* _BRIEF_: From the first line to the last, print the data exactly as written.

* _EXCERPTED DATA_:
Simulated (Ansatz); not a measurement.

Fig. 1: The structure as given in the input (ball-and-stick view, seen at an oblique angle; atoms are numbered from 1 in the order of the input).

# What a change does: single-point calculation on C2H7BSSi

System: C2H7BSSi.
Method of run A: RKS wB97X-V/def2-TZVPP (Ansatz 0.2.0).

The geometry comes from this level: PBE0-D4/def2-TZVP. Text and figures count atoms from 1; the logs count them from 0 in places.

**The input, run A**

* _EXERCISE OUTPUT_:
Simulated (Ansatz); not a measurement.

Fig. 1: The structure as given in the input (ball-and-stick view, seen at an oblique angle; atoms are numbered from 1 in the order of the input).

# What a change does: single-point calculation on C2H7BSSi

System: C2H7BSSi.
Method of run A: RKS wB97X-V/def2-TZVPP (Ansatz 0.2.0).

The geometry comes from this level: PBE0-D4/def2-TZVP. Text and figures count atoms from 1; the logs count them from 0 in places.

**The input, run A**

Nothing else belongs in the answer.